| Work instruction |
Only one stretch of the data below is wanted: the lines from the one with "Question: Order them" through the one with "Answer: (c) uniaxial", repeated exactly.

——
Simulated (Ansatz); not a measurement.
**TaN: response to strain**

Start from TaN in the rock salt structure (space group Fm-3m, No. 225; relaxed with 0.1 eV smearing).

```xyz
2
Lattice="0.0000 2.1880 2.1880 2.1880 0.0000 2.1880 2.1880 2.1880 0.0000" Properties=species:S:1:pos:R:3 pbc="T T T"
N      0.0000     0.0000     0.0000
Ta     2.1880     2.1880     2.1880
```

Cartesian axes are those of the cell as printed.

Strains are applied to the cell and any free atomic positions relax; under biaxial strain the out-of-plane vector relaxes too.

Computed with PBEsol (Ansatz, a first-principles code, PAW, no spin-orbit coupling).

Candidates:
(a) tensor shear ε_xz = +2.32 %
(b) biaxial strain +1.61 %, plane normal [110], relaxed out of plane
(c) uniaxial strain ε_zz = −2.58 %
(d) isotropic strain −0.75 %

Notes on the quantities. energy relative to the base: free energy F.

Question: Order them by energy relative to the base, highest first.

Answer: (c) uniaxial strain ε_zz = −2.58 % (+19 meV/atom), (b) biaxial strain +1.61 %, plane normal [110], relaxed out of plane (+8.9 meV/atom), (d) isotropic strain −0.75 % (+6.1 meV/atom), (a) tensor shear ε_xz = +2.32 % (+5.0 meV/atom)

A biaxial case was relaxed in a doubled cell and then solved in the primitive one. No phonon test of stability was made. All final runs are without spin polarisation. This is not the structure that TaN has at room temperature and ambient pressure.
——

| Worked solution |
Question: Order them by energy relative to the base, highest first.

Answer: (c) uniaxial strain ε_zz = −2.58 % (+19 meV/atom), (b) biaxial strain +1.61 %, plane normal [110], relaxed out of plane (+8.9 meV/atom), (d) isotropic strain −0.75 % (+6.1 meV/atom), (a) tensor shear ε_xz = +2.32 % (+5.0 meV/atom)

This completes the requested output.